Every record must be written out once more, with nothing added or omitted.

--- DATA FOR REVIEW Enclosed Below ---

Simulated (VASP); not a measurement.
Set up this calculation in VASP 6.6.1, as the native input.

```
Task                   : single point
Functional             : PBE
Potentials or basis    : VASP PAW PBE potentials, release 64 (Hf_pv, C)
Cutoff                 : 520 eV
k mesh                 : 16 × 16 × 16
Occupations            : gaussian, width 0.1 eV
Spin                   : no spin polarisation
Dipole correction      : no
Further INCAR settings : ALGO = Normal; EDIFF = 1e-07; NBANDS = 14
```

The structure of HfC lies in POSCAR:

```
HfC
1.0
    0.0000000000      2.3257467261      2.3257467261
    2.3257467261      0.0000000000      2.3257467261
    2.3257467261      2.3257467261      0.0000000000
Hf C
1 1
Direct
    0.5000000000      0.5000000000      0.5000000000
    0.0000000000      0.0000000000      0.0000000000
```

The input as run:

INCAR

--- End of Enclosed DATA FOR REVIEW ---

_SOLUTION_
Simulated (VASP); not a measurement.
Set up this calculation in VASP 6.6.1, as the native input.

```
Task                   : single point
Functional             : PBE
Potentials or basis    : VASP PAW PBE potentials, release 64 (Hf_pv, C)
Cutoff                 : 520 eV
k mesh                 : 16 × 16 × 16
Occupations            : gaussian, width 0.1 eV
Spin                   : no spin polarisation
Dipole correction      : no
Further INCAR settings : ALGO = Normal; EDIFF = 1e-07; NBANDS = 14
```

The structure of HfC lies in POSCAR:

```
HfC
1.0
    0.0000000000      2.3257467261      2.3257467261
    2.3257467261      0.0000000000      2.3257467261
    2.3257467261      2.3257467261      0.0000000000
Hf C
1 1
Direct
    0.5000000000      0.5000000000      0.5000000000
    0.0000000000      0.0000000000      0.0000000000
```

The input as run:

INCAR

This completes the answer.